- _REQUIRED ACTION_
Please write out all the data exactly as shown.

- _EXTRACTED ENTRIES_
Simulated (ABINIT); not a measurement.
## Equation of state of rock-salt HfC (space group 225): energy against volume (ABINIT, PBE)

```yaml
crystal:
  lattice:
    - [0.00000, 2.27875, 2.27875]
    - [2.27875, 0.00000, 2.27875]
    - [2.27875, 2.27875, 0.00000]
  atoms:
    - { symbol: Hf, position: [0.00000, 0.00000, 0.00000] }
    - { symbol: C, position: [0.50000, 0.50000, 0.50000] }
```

- _EXERCISE SOLUTION_
Simulated (ABINIT); not a measurement.
## Equation of state of rock-salt HfC (space group 225): energy against volume (ABINIT, PBE)

```yaml
crystal:
  lattice:
    - [0.00000, 2.27875, 2.27875]
    - [2.27875, 0.00000, 2.27875]
    - [2.27875, 2.27875, 0.00000]
  atoms:
    - { symbol: Hf, position: [0.00000, 0.00000, 0.00000] }
    - { symbol: C, position: [0.50000, 0.50000, 0.50000] }
```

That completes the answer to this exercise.